▸ **Task item**
From the line that contains "cell | 15 | 15 |" through the line that contains "basis and numerics.", output every line of the listing below exactly and leave out all the rest.

▸ **Raw data**

# # # # #

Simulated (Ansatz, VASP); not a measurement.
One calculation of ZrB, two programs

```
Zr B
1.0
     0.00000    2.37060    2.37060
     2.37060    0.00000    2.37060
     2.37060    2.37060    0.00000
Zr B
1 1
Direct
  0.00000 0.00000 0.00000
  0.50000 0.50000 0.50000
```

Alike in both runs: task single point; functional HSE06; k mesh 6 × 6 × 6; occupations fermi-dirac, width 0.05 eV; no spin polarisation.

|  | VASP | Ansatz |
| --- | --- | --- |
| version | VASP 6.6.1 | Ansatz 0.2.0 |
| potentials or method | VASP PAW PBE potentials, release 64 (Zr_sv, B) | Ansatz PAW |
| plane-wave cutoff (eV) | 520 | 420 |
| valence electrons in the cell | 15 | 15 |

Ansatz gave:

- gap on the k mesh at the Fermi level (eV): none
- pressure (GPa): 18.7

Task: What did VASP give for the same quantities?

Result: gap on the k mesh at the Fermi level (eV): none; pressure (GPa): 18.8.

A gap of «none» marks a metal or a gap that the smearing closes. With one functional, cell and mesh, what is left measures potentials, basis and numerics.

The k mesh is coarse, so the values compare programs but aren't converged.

# # # # #

▸ **Written answer**
| valence electrons in the cell | 15 | 15 |

Ansatz gave:

- gap on the k mesh at the Fermi level (eV): none
- pressure (GPa): 18.7

Task: What did VASP give for the same quantities?

Result: gap on the k mesh at the Fermi level (eV): none; pressure (GPa): 18.8.

A gap of «none» marks a metal or a gap that the smearing closes. With one functional, cell and mesh, what is left measures potentials, basis and numerics.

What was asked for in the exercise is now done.